Data excerpts:
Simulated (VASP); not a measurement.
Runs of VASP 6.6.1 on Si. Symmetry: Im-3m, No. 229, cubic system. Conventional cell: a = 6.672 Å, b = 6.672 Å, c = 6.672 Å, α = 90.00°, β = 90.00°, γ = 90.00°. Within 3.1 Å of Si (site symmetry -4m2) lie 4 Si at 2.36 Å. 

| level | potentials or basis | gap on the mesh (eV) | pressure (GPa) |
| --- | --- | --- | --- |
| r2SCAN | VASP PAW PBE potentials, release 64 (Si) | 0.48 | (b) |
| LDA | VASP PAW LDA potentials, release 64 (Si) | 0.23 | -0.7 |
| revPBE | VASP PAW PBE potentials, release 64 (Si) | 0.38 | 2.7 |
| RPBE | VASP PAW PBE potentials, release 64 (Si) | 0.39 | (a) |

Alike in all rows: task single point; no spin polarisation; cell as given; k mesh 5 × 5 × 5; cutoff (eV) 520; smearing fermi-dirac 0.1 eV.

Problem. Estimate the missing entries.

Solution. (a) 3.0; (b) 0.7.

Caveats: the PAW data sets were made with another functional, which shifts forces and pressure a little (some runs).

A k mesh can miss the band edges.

Work instruction: All lines from the top of the data through the line containing "Caveats: the PAW" need to be retyped exactly, and nothing more.

Written response:
Simulated (VASP); not a measurement.
Runs of VASP 6.6.1 on Si. Symmetry: Im-3m, No. 229, cubic system. Conventional cell: a = 6.672 Å, b = 6.672 Å, c = 6.672 Å, α = 90.00°, β = 90.00°, γ = 90.00°. Within 3.1 Å of Si (site symmetry -4m2) lie 4 Si at 2.36 Å. 

| level | potentials or basis | gap on the mesh (eV) | pressure (GPa) |
| --- | --- | --- | --- |
| r2SCAN | VASP PAW PBE potentials, release 64 (Si) | 0.48 | (b) |
| LDA | VASP PAW LDA potentials, release 64 (Si) | 0.23 | -0.7 |
| revPBE | VASP PAW PBE potentials, release 64 (Si) | 0.38 | 2.7 |
| RPBE | VASP PAW PBE potentials, release 64 (Si) | 0.39 | (a) |

Alike in all rows: task single point; no spin polarisation; cell as given; k mesh 5 × 5 × 5; cutoff (eV) 520; smearing fermi-dirac 0.1 eV.

Problem. Estimate the missing entries.

Solution. (a) 3.0; (b) 0.7.

Caveats: the PAW data sets were made with another functional, which shifts forces and pressure a little (some runs).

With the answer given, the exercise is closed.